● **WORK REQUEST**
Where the records below reach the line containing "0.0 | - | 17.14 | - |", start transcribing, and end with the line containing "17.14 | - | 138 |", exactly and with nothing else added.

..........

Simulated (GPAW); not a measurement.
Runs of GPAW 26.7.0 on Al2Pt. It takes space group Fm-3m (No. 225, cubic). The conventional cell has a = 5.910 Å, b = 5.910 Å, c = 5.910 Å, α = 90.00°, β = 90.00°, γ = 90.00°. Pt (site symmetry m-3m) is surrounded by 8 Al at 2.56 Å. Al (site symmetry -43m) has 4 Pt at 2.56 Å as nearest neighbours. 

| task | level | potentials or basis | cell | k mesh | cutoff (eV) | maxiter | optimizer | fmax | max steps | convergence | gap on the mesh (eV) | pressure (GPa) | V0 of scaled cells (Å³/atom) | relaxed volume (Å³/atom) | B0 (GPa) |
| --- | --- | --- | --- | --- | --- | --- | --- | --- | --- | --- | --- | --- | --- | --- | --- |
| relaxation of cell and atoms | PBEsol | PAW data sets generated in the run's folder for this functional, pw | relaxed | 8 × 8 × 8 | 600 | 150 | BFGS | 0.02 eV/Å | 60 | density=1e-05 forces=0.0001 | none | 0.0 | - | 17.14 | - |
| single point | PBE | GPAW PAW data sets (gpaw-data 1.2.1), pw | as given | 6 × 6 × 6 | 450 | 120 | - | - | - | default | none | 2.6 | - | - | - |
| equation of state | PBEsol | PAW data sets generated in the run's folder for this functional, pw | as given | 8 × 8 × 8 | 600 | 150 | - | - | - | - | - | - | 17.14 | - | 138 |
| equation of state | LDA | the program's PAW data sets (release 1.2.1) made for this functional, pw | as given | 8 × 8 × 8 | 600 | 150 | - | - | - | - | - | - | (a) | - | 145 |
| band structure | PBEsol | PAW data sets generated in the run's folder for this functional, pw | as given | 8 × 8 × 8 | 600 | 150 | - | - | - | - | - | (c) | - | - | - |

..........

● **WRITTEN REPLY**
| relaxation of cell and atoms | PBEsol | PAW data sets generated in the run's folder for this functional, pw | relaxed | 8 × 8 × 8 | 600 | 150 | BFGS | 0.02 eV/Å | 60 | density=1e-05 forces=0.0001 | none | 0.0 | - | 17.14 | - |
| single point | PBE | GPAW PAW data sets (gpaw-data 1.2.1), pw | as given | 6 × 6 × 6 | 450 | 120 | - | - | - | default | none | 2.6 | - | - | - |
| equation of state | PBEsol | PAW data sets generated in the run's folder for this functional, pw | as given | 8 × 8 × 8 | 600 | 150 | - | - | - | - | - | - | 17.14 | - | 138 |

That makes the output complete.